╭─ Dataset records
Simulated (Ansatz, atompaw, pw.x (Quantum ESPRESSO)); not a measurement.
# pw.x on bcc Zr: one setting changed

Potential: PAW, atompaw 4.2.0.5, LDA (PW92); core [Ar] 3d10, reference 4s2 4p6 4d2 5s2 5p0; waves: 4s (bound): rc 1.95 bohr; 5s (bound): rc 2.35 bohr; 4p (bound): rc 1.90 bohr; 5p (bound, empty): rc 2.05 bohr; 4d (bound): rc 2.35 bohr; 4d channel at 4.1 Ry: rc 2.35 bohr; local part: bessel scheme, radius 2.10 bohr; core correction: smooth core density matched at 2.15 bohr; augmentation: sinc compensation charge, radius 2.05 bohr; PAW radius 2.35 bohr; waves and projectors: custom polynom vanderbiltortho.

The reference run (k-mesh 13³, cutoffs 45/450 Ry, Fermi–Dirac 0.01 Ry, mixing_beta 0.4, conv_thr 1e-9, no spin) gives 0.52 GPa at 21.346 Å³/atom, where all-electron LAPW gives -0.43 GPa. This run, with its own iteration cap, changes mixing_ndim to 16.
╰─

* **Action item**
Write the material out exactly, with nothing left out.

* **Exercise response**
Simulated (Ansatz, atompaw, pw.x (Quantum ESPRESSO)); not a measurement.
# pw.x on bcc Zr: one setting changed

Potential: PAW, atompaw 4.2.0.5, LDA (PW92); core [Ar] 3d10, reference 4s2 4p6 4d2 5s2 5p0; waves: 4s (bound): rc 1.95 bohr; 5s (bound): rc 2.35 bohr; 4p (bound): rc 1.90 bohr; 5p (bound, empty): rc 2.05 bohr; 4d (bound): rc 2.35 bohr; 4d channel at 4.1 Ry: rc 2.35 bohr; local part: bessel scheme, radius 2.10 bohr; core correction: smooth core density matched at 2.15 bohr; augmentation: sinc compensation charge, radius 2.05 bohr; PAW radius 2.35 bohr; waves and projectors: custom polynom vanderbiltortho.

The reference run (k-mesh 13³, cutoffs 45/450 Ry, Fermi–Dirac 0.01 Ry, mixing_beta 0.4, conv_thr 1e-9, no spin) gives 0.52 GPa at 21.346 Å³/atom, where all-electron LAPW gives -0.43 GPa. This run, with its own iteration cap, changes mixing_ndim to 16.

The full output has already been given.